The entries below are to be reproduced in full, exactly as written.

══ Raw data ══
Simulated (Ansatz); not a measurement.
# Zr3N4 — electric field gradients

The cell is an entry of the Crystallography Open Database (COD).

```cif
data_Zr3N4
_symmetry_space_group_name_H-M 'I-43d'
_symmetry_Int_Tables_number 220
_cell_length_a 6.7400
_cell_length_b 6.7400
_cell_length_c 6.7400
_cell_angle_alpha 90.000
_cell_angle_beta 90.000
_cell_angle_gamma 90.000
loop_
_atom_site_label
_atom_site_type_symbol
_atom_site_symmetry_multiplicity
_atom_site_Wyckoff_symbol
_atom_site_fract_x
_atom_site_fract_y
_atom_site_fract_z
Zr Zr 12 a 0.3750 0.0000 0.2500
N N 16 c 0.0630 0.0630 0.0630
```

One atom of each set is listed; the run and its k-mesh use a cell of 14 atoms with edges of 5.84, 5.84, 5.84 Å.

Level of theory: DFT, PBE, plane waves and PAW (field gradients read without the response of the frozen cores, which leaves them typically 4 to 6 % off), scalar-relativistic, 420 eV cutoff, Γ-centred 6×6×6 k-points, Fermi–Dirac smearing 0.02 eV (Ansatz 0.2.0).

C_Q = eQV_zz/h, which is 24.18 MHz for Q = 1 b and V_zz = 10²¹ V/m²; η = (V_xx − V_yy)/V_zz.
═══

Problem solution:
Simulated (Ansatz); not a measurement.
# Zr3N4 — electric field gradients

The cell is an entry of the Crystallography Open Database (COD).

```cif
data_Zr3N4
_symmetry_space_group_name_H-M 'I-43d'
_symmetry_Int_Tables_number 220
_cell_length_a 6.7400
_cell_length_b 6.7400
_cell_length_c 6.7400
_cell_angle_alpha 90.000
_cell_angle_beta 90.000
_cell_angle_gamma 90.000
loop_
_atom_site_label
_atom_site_type_symbol
_atom_site_symmetry_multiplicity
_atom_site_Wyckoff_symbol
_atom_site_fract_x
_atom_site_fract_y
_atom_site_fract_z
Zr Zr 12 a 0.3750 0.0000 0.2500
N N 16 c 0.0630 0.0630 0.0630
```

One atom of each set is listed; the run and its k-mesh use a cell of 14 atoms with edges of 5.84, 5.84, 5.84 Å.

Level of theory: DFT, PBE, plane waves and PAW (field gradients read without the response of the frozen cores, which leaves them typically 4 to 6 % off), scalar-relativistic, 420 eV cutoff, Γ-centred 6×6×6 k-points, Fermi–Dirac smearing 0.02 eV (Ansatz 0.2.0).

C_Q = eQV_zz/h, which is 24.18 MHz for Q = 1 b and V_zz = 10²¹ V/m²; η = (V_xx − V_yy)/V_zz.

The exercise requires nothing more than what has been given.